» Action item
Extract, without alteration, each line from the start of the listing to the line bearing "Symmetry: P2_1/c, No.".

» Data provided

· · · · · · ·

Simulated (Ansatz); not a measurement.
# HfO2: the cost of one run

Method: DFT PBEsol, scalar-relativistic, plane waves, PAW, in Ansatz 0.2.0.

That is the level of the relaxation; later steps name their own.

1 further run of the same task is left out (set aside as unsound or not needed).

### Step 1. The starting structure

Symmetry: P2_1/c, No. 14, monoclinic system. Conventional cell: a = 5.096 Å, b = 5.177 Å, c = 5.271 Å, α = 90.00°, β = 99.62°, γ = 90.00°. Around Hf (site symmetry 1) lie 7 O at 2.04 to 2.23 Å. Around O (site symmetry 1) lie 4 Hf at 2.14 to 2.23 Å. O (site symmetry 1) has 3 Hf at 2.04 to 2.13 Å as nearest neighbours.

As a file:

· · · · · · ·

» Written reply
Simulated (Ansatz); not a measurement.
# HfO2: the cost of one run

Method: DFT PBEsol, scalar-relativistic, plane waves, PAW, in Ansatz 0.2.0.

That is the level of the relaxation; later steps name their own.

1 further run of the same task is left out (set aside as unsound or not needed).

### Step 1. The starting structure

Symmetry: P2_1/c, No. 14, monoclinic system. Conventional cell: a = 5.096 Å, b = 5.177 Å, c = 5.271 Å, α = 90.00°, β = 99.62°, γ = 90.00°. Around Hf (site symmetry 1) lie 7 O at 2.04 to 2.23 Å. Around O (site symmetry 1) lie 4 Hf at 2.14 to 2.23 Å. O (site symmetry 1) has 3 Hf at 2.04 to 2.13 Å as nearest neighbours.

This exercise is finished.